[WORK INSTRUCTION]
Beginning with the first line and ending with the one containing "(2) dEg/dln V", copy the lines of the listing below exactly; omit everything else.

-*-

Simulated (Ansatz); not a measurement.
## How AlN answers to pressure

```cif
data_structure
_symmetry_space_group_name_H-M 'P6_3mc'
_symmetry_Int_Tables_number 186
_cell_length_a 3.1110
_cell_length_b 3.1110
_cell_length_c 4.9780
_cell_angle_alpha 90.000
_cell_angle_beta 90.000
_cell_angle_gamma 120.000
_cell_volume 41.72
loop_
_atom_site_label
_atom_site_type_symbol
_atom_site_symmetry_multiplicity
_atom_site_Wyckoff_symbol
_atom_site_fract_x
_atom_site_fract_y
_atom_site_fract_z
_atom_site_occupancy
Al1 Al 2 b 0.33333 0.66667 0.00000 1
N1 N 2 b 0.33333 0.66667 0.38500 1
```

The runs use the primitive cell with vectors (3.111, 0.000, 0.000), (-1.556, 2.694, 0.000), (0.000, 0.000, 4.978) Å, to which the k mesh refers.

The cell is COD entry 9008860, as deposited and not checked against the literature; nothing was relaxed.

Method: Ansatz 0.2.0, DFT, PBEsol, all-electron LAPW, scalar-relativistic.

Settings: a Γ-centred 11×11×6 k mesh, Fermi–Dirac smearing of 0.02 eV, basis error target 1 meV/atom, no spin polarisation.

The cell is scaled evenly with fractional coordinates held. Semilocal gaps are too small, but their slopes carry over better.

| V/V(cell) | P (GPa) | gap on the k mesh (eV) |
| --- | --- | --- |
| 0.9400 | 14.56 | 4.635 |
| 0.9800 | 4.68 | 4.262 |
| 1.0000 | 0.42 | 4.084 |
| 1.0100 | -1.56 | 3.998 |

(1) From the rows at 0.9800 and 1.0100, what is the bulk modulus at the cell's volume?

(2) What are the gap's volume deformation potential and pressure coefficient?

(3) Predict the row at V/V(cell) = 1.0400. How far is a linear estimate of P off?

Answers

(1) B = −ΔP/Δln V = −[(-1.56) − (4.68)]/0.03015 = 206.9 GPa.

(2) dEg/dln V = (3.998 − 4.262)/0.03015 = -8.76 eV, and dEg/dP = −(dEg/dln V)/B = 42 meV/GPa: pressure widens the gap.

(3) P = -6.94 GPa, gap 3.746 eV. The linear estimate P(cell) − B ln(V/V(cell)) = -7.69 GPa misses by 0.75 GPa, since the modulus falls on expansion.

-*-

[RESPONSE BOX]
Simulated (Ansatz); not a measurement.
## How AlN answers to pressure

```cif
data_structure
_symmetry_space_group_name_H-M 'P6_3mc'
_symmetry_Int_Tables_number 186
_cell_length_a 3.1110
_cell_length_b 3.1110
_cell_length_c 4.9780
_cell_angle_alpha 90.000
_cell_angle_beta 90.000
_cell_angle_gamma 120.000
_cell_volume 41.72
loop_
_atom_site_label
_atom_site_type_symbol
_atom_site_symmetry_multiplicity
_atom_site_Wyckoff_symbol
_atom_site_fract_x
_atom_site_fract_y
_atom_site_fract_z
_atom_site_occupancy
Al1 Al 2 b 0.33333 0.66667 0.00000 1
N1 N 2 b 0.33333 0.66667 0.38500 1
```

The runs use the primitive cell with vectors (3.111, 0.000, 0.000), (-1.556, 2.694, 0.000), (0.000, 0.000, 4.978) Å, to which the k mesh refers.

The cell is COD entry 9008860, as deposited and not checked against the literature; nothing was relaxed.

Method: Ansatz 0.2.0, DFT, PBEsol, all-electron LAPW, scalar-relativistic.

Settings: a Γ-centred 11×11×6 k mesh, Fermi–Dirac smearing of 0.02 eV, basis error target 1 meV/atom, no spin polarisation.

The cell is scaled evenly with fractional coordinates held. Semilocal gaps are too small, but their slopes carry over better.

| V/V(cell) | P (GPa) | gap on the k mesh (eV) |
| --- | --- | --- |
| 0.9400 | 14.56 | 4.635 |
| 0.9800 | 4.68 | 4.262 |
| 1.0000 | 0.42 | 4.084 |
| 1.0100 | -1.56 | 3.998 |

(1) From the rows at 0.9800 and 1.0100, what is the bulk modulus at the cell's volume?

(2) What are the gap's volume deformation potential and pressure coefficient?

(3) Predict the row at V/V(cell) = 1.0400. How far is a linear estimate of P off?

Answers

(1) B = −ΔP/Δln V = −[(-1.56) − (4.68)]/0.03015 = 206.9 GPa.

(2) dEg/dln V = (3.998 − 4.262)/0.03015 = -8.76 eV, and dEg/dP = −(dEg/dln V)/B = 42 meV/GPa: pressure widens the gap.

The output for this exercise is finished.